= = = = =
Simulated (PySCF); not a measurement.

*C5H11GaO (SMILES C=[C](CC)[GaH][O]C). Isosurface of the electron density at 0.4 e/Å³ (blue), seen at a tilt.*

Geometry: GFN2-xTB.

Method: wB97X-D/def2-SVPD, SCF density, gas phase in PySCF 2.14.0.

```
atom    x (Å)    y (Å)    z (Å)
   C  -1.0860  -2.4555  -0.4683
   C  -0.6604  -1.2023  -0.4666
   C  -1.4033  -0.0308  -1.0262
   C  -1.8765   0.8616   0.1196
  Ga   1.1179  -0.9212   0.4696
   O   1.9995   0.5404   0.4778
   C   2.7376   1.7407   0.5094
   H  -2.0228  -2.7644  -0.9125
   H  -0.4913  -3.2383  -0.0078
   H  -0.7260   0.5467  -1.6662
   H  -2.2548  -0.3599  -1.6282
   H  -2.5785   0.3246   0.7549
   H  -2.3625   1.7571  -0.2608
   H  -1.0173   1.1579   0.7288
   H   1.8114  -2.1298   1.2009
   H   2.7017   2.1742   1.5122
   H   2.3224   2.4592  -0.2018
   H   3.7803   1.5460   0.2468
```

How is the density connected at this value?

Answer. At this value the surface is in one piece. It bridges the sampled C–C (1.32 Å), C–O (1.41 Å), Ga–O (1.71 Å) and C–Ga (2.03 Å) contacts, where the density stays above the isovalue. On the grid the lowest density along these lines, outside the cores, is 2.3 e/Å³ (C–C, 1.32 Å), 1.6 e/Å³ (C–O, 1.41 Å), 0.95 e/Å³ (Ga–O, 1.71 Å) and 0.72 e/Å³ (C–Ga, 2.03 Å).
= = = = =

→ **Work instruction**:
Print all records shown above, word for word.

→ **Response area**:
Simulated (PySCF); not a measurement.

*C5H11GaO (SMILES C=[C](CC)[GaH][O]C). Isosurface of the electron density at 0.4 e/Å³ (blue), seen at a tilt.*

Geometry: GFN2-xTB.

Method: wB97X-D/def2-SVPD, SCF density, gas phase in PySCF 2.14.0.

```
atom    x (Å)    y (Å)    z (Å)
   C  -1.0860  -2.4555  -0.4683
   C  -0.6604  -1.2023  -0.4666
   C  -1.4033  -0.0308  -1.0262
   C  -1.8765   0.8616   0.1196
  Ga   1.1179  -0.9212   0.4696
   O   1.9995   0.5404   0.4778
   C   2.7376   1.7407   0.5094
   H  -2.0228  -2.7644  -0.9125
   H  -0.4913  -3.2383  -0.0078
   H  -0.7260   0.5467  -1.6662
   H  -2.2548  -0.3599  -1.6282
   H  -2.5785   0.3246   0.7549
   H  -2.3625   1.7571  -0.2608
   H  -1.0173   1.1579   0.7288
   H   1.8114  -2.1298   1.2009
   H   2.7017   2.1742   1.5122
   H   2.3224   2.4592  -0.2018
   H   3.7803   1.5460   0.2468
```

How is the density connected at this value?

Answer. At this value the surface is in one piece. It bridges the sampled C–C (1.32 Å), C–O (1.41 Å), Ga–O (1.71 Å) and C–Ga (2.03 Å) contacts, where the density stays above the isovalue. On the grid the lowest density along these lines, outside the cores, is 2.3 e/Å³ (C–C, 1.32 Å), 1.6 e/Å³ (C–O, 1.41 Å), 0.95 e/Å³ (Ga–O, 1.71 Å) and 0.72 e/Å³ (C–Ga, 2.03 Å).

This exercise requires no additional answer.